(AVAILABLE DATA Opens)
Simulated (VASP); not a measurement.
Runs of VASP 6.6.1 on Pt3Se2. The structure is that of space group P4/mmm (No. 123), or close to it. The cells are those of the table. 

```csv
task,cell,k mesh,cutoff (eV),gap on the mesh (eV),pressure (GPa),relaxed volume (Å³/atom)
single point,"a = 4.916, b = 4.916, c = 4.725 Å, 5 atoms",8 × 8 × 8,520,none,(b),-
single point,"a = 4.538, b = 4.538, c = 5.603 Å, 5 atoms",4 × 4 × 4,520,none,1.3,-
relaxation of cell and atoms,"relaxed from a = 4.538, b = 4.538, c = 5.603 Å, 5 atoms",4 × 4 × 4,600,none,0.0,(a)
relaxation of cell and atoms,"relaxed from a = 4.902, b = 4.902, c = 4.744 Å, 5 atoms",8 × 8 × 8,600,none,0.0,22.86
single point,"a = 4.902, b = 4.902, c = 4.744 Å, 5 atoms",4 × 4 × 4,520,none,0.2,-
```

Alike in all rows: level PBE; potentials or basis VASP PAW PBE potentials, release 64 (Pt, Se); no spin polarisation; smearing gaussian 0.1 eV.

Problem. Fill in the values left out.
(AVAILABLE DATA Closes)

Using the exact wording, write out all of the records.

REPLY ▸
Simulated (VASP); not a measurement.
Runs of VASP 6.6.1 on Pt3Se2. The structure is that of space group P4/mmm (No. 123), or close to it. The cells are those of the table. 

```csv
task,cell,k mesh,cutoff (eV),gap on the mesh (eV),pressure (GPa),relaxed volume (Å³/atom)
single point,"a = 4.916, b = 4.916, c = 4.725 Å, 5 atoms",8 × 8 × 8,520,none,(b),-
single point,"a = 4.538, b = 4.538, c = 5.603 Å, 5 atoms",4 × 4 × 4,520,none,1.3,-
relaxation of cell and atoms,"relaxed from a = 4.538, b = 4.538, c = 5.603 Å, 5 atoms",4 × 4 × 4,600,none,0.0,(a)
relaxation of cell and atoms,"relaxed from a = 4.902, b = 4.902, c = 4.744 Å, 5 atoms",8 × 8 × 8,600,none,0.0,22.86
single point,"a = 4.902, b = 4.902, c = 4.744 Å, 5 atoms",4 × 4 × 4,520,none,0.2,-
```

Alike in all rows: level PBE; potentials or basis VASP PAW PBE potentials, release 64 (Pt, Se); no spin polarisation; smearing gaussian 0.1 eV.

Problem. Fill in the values left out.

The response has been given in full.